* WORK TASK: An exact transcript of all the records is the expected answer.

*** DATASET ***

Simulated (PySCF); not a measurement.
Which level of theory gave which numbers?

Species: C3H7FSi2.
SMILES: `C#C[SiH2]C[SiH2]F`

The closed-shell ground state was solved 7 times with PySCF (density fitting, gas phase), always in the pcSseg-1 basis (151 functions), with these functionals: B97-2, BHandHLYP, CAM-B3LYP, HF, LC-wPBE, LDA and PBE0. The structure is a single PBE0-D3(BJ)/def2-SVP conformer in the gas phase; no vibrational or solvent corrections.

***

* TASK RESULT:
Simulated (PySCF); not a measurement.
Which level of theory gave which numbers?

Species: C3H7FSi2.
SMILES: `C#C[SiH2]C[SiH2]F`

The closed-shell ground state was solved 7 times with PySCF (density fitting, gas phase), always in the pcSseg-1 basis (151 functions), with these functionals: B97-2, BHandHLYP, CAM-B3LYP, HF, LC-wPBE, LDA and PBE0. The structure is a single PBE0-D3(BJ)/def2-SVP conformer in the gas phase; no vibrational or solvent corrections.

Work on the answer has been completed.